--- --- ---
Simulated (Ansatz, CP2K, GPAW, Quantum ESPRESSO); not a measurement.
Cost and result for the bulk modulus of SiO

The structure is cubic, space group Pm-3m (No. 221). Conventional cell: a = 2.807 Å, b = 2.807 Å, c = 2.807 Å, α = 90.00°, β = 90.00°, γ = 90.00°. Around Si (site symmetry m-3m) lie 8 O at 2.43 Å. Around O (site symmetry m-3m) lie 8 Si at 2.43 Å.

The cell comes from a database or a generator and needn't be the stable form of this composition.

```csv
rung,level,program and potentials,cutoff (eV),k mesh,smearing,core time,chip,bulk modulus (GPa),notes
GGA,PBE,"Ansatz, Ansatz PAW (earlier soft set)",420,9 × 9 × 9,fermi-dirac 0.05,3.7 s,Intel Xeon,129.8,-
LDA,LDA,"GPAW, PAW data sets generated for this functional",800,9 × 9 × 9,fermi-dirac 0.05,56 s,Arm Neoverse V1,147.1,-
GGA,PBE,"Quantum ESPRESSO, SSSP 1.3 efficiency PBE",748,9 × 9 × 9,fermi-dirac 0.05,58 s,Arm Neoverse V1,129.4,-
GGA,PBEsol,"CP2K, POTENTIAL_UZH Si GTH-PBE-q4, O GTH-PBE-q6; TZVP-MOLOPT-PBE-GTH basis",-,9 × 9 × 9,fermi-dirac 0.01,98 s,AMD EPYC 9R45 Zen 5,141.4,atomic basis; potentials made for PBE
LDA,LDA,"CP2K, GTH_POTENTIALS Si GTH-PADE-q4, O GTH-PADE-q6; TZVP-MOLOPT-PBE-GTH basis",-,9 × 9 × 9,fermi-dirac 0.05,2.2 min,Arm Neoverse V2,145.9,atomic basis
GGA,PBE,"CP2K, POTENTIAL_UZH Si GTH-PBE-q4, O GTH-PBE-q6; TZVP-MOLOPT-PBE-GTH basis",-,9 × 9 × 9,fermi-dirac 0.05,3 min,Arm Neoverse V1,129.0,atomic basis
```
--- --- ---

(Activity) The first line of the entries, the line with "The structure is", and every line between them should be retyped exactly, and nothing else.

(Exercise answer)
Simulated (Ansatz, CP2K, GPAW, Quantum ESPRESSO); not a measurement.
Cost and result for the bulk modulus of SiO

The structure is cubic, space group Pm-3m (No. 221). Conventional cell: a = 2.807 Å, b = 2.807 Å, c = 2.807 Å, α = 90.00°, β = 90.00°, γ = 90.00°. Around Si (site symmetry m-3m) lie 8 O at 2.43 Å. Around O (site symmetry m-3m) lie 8 Si at 2.43 Å.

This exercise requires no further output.